| Information shown |
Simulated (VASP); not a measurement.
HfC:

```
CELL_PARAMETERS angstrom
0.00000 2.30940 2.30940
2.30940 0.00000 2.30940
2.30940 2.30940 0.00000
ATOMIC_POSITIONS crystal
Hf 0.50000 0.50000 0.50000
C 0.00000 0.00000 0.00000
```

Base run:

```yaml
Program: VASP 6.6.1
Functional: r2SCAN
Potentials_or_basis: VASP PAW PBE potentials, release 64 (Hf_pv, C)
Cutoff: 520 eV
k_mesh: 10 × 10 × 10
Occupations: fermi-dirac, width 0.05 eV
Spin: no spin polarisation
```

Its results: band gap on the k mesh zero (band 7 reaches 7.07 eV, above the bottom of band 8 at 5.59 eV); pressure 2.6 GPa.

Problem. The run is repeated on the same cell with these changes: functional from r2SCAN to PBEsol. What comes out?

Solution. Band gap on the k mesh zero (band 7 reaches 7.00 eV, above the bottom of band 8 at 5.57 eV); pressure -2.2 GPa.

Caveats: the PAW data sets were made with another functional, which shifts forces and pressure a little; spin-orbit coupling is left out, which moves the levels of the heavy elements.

| Action item |
Taking the listing above as the source, transcribe only the lines starting at the line with "Its results: band" and going through the line with "Problem. The run", unaltered and with both ends included.

| Written reply |
Its results: band gap on the k mesh zero (band 7 reaches 7.07 eV, above the bottom of band 8 at 5.59 eV); pressure 2.6 GPa.

Problem. The run is repeated on the same cell with these changes: functional from r2SCAN to PBEsol. What comes out?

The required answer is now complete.